• [Records provided]:
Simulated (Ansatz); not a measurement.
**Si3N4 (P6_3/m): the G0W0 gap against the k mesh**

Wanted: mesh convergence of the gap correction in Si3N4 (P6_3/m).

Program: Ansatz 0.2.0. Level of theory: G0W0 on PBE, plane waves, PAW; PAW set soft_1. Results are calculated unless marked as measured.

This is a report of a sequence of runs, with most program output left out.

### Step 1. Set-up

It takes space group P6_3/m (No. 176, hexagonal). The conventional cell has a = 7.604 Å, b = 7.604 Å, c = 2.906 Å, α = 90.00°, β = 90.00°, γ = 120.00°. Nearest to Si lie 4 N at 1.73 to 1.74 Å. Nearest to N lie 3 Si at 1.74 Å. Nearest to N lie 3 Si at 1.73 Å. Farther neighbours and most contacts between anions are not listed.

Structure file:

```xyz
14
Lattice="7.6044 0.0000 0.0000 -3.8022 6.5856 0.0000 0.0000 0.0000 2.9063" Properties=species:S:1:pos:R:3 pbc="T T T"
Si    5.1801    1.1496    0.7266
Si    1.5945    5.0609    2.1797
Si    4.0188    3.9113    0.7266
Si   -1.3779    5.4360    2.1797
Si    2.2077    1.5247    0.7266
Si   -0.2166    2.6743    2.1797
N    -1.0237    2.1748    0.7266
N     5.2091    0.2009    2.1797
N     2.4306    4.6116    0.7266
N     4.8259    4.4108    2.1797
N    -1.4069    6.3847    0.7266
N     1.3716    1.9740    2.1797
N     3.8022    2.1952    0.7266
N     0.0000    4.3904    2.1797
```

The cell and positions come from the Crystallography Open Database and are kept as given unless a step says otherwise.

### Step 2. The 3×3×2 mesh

• [Brief]:
Every record must appear in the answer exactly as written.

• [Exercise solution]:
Simulated (Ansatz); not a measurement.
**Si3N4 (P6_3/m): the G0W0 gap against the k mesh**

Wanted: mesh convergence of the gap correction in Si3N4 (P6_3/m).

Program: Ansatz 0.2.0. Level of theory: G0W0 on PBE, plane waves, PAW; PAW set soft_1. Results are calculated unless marked as measured.

This is a report of a sequence of runs, with most program output left out.

### Step 1. Set-up

It takes space group P6_3/m (No. 176, hexagonal). The conventional cell has a = 7.604 Å, b = 7.604 Å, c = 2.906 Å, α = 90.00°, β = 90.00°, γ = 120.00°. Nearest to Si lie 4 N at 1.73 to 1.74 Å. Nearest to N lie 3 Si at 1.74 Å. Nearest to N lie 3 Si at 1.73 Å. Farther neighbours and most contacts between anions are not listed.

Structure file:

```xyz
14
Lattice="7.6044 0.0000 0.0000 -3.8022 6.5856 0.0000 0.0000 0.0000 2.9063" Properties=species:S:1:pos:R:3 pbc="T T T"
Si    5.1801    1.1496    0.7266
Si    1.5945    5.0609    2.1797
Si    4.0188    3.9113    0.7266
Si   -1.3779    5.4360    2.1797
Si    2.2077    1.5247    0.7266
Si   -0.2166    2.6743    2.1797
N    -1.0237    2.1748    0.7266
N     5.2091    0.2009    2.1797
N     2.4306    4.6116    0.7266
N     4.8259    4.4108    2.1797
N    -1.4069    6.3847    0.7266
N     1.3716    1.9740    2.1797
N     3.8022    2.1952    0.7266
N     0.0000    4.3904    2.1797
```

The cell and positions come from the Crystallography Open Database and are kept as given unless a step says otherwise.

### Step 2. The 3×3×2 mesh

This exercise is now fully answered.